::::::::
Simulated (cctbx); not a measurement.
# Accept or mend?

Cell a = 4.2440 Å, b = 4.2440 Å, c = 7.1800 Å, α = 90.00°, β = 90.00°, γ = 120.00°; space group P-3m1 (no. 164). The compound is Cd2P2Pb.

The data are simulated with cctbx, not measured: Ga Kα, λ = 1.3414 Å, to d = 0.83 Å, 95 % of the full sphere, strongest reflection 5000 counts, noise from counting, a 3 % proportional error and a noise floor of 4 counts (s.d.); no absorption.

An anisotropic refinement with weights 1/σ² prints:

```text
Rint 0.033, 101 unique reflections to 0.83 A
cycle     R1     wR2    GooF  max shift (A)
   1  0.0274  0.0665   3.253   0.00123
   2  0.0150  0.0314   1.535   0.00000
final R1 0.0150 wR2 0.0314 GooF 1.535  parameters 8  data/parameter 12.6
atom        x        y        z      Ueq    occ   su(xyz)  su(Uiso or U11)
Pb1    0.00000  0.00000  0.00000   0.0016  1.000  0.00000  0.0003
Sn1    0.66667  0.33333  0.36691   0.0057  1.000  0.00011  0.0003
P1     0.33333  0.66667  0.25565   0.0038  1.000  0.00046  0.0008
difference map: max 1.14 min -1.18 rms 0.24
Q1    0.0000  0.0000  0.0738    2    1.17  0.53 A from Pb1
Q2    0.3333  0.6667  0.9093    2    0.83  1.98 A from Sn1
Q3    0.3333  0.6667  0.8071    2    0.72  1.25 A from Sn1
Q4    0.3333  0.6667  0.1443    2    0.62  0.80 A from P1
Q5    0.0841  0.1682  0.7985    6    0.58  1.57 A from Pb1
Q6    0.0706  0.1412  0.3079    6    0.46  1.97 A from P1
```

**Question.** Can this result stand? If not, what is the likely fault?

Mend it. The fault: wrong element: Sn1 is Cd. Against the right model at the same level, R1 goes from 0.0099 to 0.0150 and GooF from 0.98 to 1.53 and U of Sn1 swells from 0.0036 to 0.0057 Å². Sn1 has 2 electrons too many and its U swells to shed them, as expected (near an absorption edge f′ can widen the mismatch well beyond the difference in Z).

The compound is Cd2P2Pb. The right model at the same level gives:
::::::::

From the material above, set down exactly the lines starting at the one with "the likely fault?" and ending at the one with "Mend it. The", end lines included.

* Expected answer:
**Question.** Can this result stand? If not, what is the likely fault?

Mend it. The fault: wrong element: Sn1 is Cd. Against the right model at the same level, R1 goes from 0.0099 to 0.0150 and GooF from 0.98 to 1.53 and U of Sn1 swells from 0.0036 to 0.0057 Å². Sn1 has 2 electrons too many and its U swells to shed them, as expected (near an absorption edge f′ can widen the mismatch well beyond the difference in Z).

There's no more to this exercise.